Work order: Keep only the lines from the start of the data through the line containing "Task: Is this trajectory sound?", and output them exactly.

Excerpted data:
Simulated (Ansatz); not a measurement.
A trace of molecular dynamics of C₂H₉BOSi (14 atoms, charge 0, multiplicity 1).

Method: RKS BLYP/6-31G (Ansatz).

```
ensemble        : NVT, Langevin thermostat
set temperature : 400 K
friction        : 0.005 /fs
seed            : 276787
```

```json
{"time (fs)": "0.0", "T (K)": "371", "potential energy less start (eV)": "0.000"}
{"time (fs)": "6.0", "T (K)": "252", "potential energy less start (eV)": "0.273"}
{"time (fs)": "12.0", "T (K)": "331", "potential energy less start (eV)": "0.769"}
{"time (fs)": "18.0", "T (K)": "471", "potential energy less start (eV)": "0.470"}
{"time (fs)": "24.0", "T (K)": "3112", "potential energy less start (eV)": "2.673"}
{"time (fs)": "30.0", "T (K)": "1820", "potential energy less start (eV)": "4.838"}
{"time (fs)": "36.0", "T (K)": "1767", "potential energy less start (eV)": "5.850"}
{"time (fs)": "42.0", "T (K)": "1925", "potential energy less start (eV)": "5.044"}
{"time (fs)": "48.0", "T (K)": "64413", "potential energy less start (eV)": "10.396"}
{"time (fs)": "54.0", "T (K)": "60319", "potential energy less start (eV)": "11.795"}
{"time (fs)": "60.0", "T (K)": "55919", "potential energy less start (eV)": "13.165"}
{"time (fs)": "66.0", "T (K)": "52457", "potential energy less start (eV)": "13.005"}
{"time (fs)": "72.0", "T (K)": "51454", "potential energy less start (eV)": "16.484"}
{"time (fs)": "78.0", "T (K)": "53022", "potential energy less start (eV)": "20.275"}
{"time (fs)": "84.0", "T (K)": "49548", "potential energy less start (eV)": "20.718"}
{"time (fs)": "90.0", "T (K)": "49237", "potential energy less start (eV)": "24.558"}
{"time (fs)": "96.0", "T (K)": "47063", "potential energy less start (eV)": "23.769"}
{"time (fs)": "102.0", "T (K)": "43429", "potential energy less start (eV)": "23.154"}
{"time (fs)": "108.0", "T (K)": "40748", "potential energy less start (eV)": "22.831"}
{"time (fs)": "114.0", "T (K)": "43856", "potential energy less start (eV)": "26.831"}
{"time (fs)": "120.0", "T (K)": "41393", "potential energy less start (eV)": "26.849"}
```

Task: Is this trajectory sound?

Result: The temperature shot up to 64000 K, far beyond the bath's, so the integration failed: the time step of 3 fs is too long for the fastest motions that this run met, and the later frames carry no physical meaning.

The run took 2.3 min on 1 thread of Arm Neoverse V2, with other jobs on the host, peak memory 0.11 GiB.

Response:
Simulated (Ansatz); not a measurement.
A trace of molecular dynamics of C₂H₉BOSi (14 atoms, charge 0, multiplicity 1).

Method: RKS BLYP/6-31G (Ansatz).

```
ensemble        : NVT, Langevin thermostat
set temperature : 400 K
friction        : 0.005 /fs
seed            : 276787
```

```json
{"time (fs)": "0.0", "T (K)": "371", "potential energy less start (eV)": "0.000"}
{"time (fs)": "6.0", "T (K)": "252", "potential energy less start (eV)": "0.273"}
{"time (fs)": "12.0", "T (K)": "331", "potential energy less start (eV)": "0.769"}
{"time (fs)": "18.0", "T (K)": "471", "potential energy less start (eV)": "0.470"}
{"time (fs)": "24.0", "T (K)": "3112", "potential energy less start (eV)": "2.673"}
{"time (fs)": "30.0", "T (K)": "1820", "potential energy less start (eV)": "4.838"}
{"time (fs)": "36.0", "T (K)": "1767", "potential energy less start (eV)": "5.850"}
{"time (fs)": "42.0", "T (K)": "1925", "potential energy less start (eV)": "5.044"}
{"time (fs)": "48.0", "T (K)": "64413", "potential energy less start (eV)": "10.396"}
{"time (fs)": "54.0", "T (K)": "60319", "potential energy less start (eV)": "11.795"}
{"time (fs)": "60.0", "T (K)": "55919", "potential energy less start (eV)": "13.165"}
{"time (fs)": "66.0", "T (K)": "52457", "potential energy less start (eV)": "13.005"}
{"time (fs)": "72.0", "T (K)": "51454", "potential energy less start (eV)": "16.484"}
{"time (fs)": "78.0", "T (K)": "53022", "potential energy less start (eV)": "20.275"}
{"time (fs)": "84.0", "T (K)": "49548", "potential energy less start (eV)": "20.718"}
{"time (fs)": "90.0", "T (K)": "49237", "potential energy less start (eV)": "24.558"}
{"time (fs)": "96.0", "T (K)": "47063", "potential energy less start (eV)": "23.769"}
{"time (fs)": "102.0", "T (K)": "43429", "potential energy less start (eV)": "23.154"}
{"time (fs)": "108.0", "T (K)": "40748", "potential energy less start (eV)": "22.831"}
{"time (fs)": "114.0", "T (K)": "43856", "potential energy less start (eV)": "26.831"}
{"time (fs)": "120.0", "T (K)": "41393", "potential energy less start (eV)": "26.849"}
```

Task: Is this trajectory sound?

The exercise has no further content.